Exactly the lines from the top of the records below through the one containing "Each molecule is" must be set down, with no line added or dropped.

::::::::
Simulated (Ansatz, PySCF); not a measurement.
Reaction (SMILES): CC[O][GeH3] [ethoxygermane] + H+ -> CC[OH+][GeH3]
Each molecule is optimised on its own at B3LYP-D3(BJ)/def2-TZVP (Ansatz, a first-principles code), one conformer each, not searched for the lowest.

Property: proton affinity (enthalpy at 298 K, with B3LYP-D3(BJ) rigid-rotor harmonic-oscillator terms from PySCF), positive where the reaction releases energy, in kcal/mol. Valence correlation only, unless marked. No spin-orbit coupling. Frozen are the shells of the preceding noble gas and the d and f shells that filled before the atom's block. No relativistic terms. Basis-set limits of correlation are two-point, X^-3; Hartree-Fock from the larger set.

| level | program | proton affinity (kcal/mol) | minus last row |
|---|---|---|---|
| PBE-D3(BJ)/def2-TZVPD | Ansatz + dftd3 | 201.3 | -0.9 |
::::::::

**Task answer**
Simulated (Ansatz, PySCF); not a measurement.
Reaction (SMILES): CC[O][GeH3] [ethoxygermane] + H+ -> CC[OH+][GeH3]
Each molecule is optimised on its own at B3LYP-D3(BJ)/def2-TZVP (Ansatz, a first-principles code), one conformer each, not searched for the lowest.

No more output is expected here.